--------

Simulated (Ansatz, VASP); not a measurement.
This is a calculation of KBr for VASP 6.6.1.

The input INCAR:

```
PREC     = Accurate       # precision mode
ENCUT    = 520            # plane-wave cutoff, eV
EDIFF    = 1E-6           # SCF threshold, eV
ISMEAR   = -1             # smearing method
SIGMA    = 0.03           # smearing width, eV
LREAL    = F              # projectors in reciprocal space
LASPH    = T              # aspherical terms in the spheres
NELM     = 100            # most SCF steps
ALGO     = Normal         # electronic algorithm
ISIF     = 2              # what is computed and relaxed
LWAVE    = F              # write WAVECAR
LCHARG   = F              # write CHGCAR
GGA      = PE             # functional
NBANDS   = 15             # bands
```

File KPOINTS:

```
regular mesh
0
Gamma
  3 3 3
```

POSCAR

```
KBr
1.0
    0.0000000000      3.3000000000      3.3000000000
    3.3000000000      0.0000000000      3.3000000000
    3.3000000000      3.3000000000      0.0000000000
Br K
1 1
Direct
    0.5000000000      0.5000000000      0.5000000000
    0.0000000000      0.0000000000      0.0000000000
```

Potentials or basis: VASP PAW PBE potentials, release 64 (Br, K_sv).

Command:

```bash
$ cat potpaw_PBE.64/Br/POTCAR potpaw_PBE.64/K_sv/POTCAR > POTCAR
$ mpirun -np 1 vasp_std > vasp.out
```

--------

Work instruction:
Word for word, reproduce all of the material shown above.

Reply:
Simulated (Ansatz, VASP); not a measurement.
This is a calculation of KBr for VASP 6.6.1.

The input INCAR:

```
PREC     = Accurate       # precision mode
ENCUT    = 520            # plane-wave cutoff, eV
EDIFF    = 1E-6           # SCF threshold, eV
ISMEAR   = -1             # smearing method
SIGMA    = 0.03           # smearing width, eV
LREAL    = F              # projectors in reciprocal space
LASPH    = T              # aspherical terms in the spheres
NELM     = 100            # most SCF steps
ALGO     = Normal         # electronic algorithm
ISIF     = 2              # what is computed and relaxed
LWAVE    = F              # write WAVECAR
LCHARG   = F              # write CHGCAR
GGA      = PE             # functional
NBANDS   = 15             # bands
```

File KPOINTS:

```
regular mesh
0
Gamma
  3 3 3
```

POSCAR

```
KBr
1.0
    0.0000000000      3.3000000000      3.3000000000
    3.3000000000      0.0000000000      3.3000000000
    3.3000000000      3.3000000000      0.0000000000
Br K
1 1
Direct
    0.5000000000      0.5000000000      0.5000000000
    0.0000000000      0.0000000000      0.0000000000
```

Potentials or basis: VASP PAW PBE potentials, release 64 (Br, K_sv).

Command:

```bash
$ cat potpaw_PBE.64/Br/POTCAR potpaw_PBE.64/K_sv/POTCAR > POTCAR
$ mpirun -np 1 vasp_std > vasp.out
```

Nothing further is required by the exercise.